### DATA FOR REVIEW
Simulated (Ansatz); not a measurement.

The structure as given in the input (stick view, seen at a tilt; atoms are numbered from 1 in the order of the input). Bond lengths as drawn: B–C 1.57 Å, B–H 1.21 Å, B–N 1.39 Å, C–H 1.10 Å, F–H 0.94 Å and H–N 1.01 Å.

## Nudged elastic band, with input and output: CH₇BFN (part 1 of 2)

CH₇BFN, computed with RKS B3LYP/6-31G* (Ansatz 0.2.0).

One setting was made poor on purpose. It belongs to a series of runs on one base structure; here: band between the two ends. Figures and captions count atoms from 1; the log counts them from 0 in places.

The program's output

### REQUIRED ACTION
Word-for-word copies of all the records are required.

### TASK SOLUTION
Simulated (Ansatz); not a measurement.

The structure as given in the input (stick view, seen at a tilt; atoms are numbered from 1 in the order of the input). Bond lengths as drawn: B–C 1.57 Å, B–H 1.21 Å, B–N 1.39 Å, C–H 1.10 Å, F–H 0.94 Å and H–N 1.01 Å.

## Nudged elastic band, with input and output: CH₇BFN (part 1 of 2)

CH₇BFN, computed with RKS B3LYP/6-31G* (Ansatz 0.2.0).

One setting was made poor on purpose. It belongs to a series of runs on one base structure; here: band between the two ends. Figures and captions count atoms from 1; the log counts them from 0 in places.

The program's output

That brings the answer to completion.